> _Exercise_:
Exactly as written, restate the material below from its first line through the line containing "or abatement burner**", and stop there.

━━ Provided material ━━
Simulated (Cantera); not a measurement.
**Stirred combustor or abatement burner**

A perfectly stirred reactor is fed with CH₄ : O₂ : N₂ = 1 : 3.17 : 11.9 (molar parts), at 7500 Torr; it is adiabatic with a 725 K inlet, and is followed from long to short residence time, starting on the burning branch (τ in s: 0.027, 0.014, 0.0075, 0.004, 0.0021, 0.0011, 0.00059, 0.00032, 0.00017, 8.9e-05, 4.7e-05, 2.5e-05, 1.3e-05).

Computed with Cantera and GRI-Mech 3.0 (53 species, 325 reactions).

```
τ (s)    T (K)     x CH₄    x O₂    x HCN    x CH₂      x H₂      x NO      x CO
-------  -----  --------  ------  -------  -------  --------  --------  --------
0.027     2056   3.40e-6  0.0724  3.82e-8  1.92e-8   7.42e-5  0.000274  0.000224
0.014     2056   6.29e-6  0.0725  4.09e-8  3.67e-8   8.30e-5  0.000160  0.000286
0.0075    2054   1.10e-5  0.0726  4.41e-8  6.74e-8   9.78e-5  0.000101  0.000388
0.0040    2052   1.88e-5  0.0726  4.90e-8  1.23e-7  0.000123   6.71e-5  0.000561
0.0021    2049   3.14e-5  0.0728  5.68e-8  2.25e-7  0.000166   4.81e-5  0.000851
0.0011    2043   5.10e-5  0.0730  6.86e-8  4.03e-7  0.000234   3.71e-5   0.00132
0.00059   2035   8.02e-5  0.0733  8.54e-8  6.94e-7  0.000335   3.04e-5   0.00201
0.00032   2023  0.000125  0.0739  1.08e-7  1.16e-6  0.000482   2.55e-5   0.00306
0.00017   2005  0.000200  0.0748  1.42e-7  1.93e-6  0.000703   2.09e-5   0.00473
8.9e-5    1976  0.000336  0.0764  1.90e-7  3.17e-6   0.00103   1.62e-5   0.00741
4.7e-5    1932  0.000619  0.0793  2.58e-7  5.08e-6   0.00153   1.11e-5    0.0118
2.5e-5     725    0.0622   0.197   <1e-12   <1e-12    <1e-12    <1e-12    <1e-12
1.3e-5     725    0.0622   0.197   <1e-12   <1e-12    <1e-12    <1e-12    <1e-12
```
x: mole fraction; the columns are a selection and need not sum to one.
━━━

> _Answer space_:
Simulated (Cantera); not a measurement.
**Stirred combustor or abatement burner**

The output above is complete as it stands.